▶ _Action item_: For the entries below, print exactly the lines between the line holding "(2) By hand: ΔE" and the line holding "(2) (-123.7) +", inclusive, and nothing else.

==================================================

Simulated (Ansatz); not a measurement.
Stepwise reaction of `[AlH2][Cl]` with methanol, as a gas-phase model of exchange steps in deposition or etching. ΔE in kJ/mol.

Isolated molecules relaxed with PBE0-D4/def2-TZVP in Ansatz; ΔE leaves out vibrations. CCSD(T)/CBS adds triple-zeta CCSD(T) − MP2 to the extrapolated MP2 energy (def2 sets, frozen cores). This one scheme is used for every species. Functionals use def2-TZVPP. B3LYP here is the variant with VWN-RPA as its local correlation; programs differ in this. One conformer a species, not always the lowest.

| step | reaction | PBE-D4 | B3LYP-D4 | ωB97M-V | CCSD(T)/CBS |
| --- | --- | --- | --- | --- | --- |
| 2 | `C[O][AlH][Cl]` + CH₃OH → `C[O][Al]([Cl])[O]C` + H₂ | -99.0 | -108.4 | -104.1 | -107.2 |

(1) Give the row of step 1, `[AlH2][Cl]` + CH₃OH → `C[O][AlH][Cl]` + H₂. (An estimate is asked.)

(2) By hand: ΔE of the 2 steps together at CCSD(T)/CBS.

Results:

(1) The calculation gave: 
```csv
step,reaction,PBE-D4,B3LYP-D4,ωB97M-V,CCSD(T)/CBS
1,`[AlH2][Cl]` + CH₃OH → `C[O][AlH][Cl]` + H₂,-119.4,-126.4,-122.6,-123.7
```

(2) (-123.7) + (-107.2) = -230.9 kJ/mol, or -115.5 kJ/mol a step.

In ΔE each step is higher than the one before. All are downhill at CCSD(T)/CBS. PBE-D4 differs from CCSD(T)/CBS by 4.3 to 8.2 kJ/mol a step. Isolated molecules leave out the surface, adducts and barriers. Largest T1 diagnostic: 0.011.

==================================================

▶ _Your solution_:
(2) By hand: ΔE of the 2 steps together at CCSD(T)/CBS.

Results:

(1) The calculation gave: 
```csv
step,reaction,PBE-D4,B3LYP-D4,ωB97M-V,CCSD(T)/CBS
1,`[AlH2][Cl]` + CH₃OH → `C[O][AlH][Cl]` + H₂,-119.4,-126.4,-122.6,-123.7
```

(2) (-123.7) + (-107.2) = -230.9 kJ/mol, or -115.5 kJ/mol a step.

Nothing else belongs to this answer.